• _WORK ITEM_: How do the lines below between the ones holding "11.880 | ? |" and "Q: Fit E against", inclusive, read? Give them again exactly, with no other lines.

/---

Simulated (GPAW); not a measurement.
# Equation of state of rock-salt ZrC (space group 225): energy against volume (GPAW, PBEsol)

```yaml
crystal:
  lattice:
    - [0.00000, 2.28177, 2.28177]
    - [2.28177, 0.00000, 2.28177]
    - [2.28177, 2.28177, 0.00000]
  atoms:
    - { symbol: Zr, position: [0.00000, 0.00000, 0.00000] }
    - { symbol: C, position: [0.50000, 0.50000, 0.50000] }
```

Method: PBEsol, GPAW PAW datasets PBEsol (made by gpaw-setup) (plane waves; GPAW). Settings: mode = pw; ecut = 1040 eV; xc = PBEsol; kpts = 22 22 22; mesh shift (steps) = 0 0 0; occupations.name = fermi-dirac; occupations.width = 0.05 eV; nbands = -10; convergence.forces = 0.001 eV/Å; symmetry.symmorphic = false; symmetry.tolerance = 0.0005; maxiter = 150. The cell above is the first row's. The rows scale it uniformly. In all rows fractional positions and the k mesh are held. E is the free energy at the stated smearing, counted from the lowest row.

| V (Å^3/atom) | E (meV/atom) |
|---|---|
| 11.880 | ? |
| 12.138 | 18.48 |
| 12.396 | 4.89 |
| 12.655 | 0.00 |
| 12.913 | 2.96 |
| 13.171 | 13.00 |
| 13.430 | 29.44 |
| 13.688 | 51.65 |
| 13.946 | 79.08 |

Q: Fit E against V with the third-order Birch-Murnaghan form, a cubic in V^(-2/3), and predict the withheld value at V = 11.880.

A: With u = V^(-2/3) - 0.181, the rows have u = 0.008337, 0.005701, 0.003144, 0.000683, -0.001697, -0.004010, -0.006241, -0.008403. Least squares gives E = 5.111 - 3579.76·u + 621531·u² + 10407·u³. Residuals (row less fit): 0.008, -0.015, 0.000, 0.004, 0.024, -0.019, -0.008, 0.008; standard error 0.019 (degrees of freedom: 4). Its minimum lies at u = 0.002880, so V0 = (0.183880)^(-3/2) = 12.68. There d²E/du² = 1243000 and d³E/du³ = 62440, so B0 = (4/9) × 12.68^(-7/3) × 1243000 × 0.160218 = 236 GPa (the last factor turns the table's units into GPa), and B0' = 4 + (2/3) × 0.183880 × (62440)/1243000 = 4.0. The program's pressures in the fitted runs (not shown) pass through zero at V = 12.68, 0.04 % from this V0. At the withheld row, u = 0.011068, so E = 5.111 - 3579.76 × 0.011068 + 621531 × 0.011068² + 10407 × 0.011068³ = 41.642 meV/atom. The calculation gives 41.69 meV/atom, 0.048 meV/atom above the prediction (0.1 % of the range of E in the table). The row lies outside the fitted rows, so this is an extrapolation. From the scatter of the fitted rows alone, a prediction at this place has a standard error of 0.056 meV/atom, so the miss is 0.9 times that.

\---

• _ANSWER SECTION_:
| 11.880 | ? |
| 12.138 | 18.48 |
| 12.396 | 4.89 |
| 12.655 | 0.00 |
| 12.913 | 2.96 |
| 13.171 | 13.00 |
| 13.430 | 29.44 |
| 13.688 | 51.65 |
| 13.946 | 79.08 |

Q: Fit E against V with the third-order Birch-Murnaghan form, a cubic in V^(-2/3), and predict the withheld value at V = 11.880.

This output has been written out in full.